**DATA SECTION**
________________________________________

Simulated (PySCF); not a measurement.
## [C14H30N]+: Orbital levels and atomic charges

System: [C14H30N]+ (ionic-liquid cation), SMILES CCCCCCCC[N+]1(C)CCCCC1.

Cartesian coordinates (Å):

________________________________________

**WORK INSTRUCTION**
Return the entries in full, keeping every line exactly as it is.

**EXERCISE RESPONSE**
Simulated (PySCF); not a measurement.
## [C14H30N]+: Orbital levels and atomic charges

System: [C14H30N]+ (ionic-liquid cation), SMILES CCCCCCCC[N+]1(C)CCCCC1.

Cartesian coordinates (Å):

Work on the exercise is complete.